### Data listing
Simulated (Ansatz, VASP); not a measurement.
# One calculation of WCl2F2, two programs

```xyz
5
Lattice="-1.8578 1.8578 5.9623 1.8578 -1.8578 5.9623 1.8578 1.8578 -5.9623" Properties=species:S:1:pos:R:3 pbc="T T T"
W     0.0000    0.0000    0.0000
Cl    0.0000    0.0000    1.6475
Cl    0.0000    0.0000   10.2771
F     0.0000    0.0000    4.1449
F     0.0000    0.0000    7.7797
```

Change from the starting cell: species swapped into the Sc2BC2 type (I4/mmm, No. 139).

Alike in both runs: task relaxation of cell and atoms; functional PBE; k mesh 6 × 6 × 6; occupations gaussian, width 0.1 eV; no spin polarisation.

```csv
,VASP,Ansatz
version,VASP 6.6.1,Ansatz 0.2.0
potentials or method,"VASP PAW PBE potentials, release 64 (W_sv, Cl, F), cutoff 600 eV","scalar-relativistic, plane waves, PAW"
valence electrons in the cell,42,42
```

### Work item
An exact copy of all the records above is the required answer.

### Worked solution
Simulated (Ansatz, VASP); not a measurement.
# One calculation of WCl2F2, two programs

```xyz
5
Lattice="-1.8578 1.8578 5.9623 1.8578 -1.8578 5.9623 1.8578 1.8578 -5.9623" Properties=species:S:1:pos:R:3 pbc="T T T"
W     0.0000    0.0000    0.0000
Cl    0.0000    0.0000    1.6475
Cl    0.0000    0.0000   10.2771
F     0.0000    0.0000    4.1449
F     0.0000    0.0000    7.7797
```

Change from the starting cell: species swapped into the Sc2BC2 type (I4/mmm, No. 139).

Alike in both runs: task relaxation of cell and atoms; functional PBE; k mesh 6 × 6 × 6; occupations gaussian, width 0.1 eV; no spin polarisation.

```csv
,VASP,Ansatz
version,VASP 6.6.1,Ansatz 0.2.0
potentials or method,"VASP PAW PBE potentials, release 64 (W_sv, Cl, F), cutoff 600 eV","scalar-relativistic, plane waves, PAW"
valence electrons in the cell,42,42
```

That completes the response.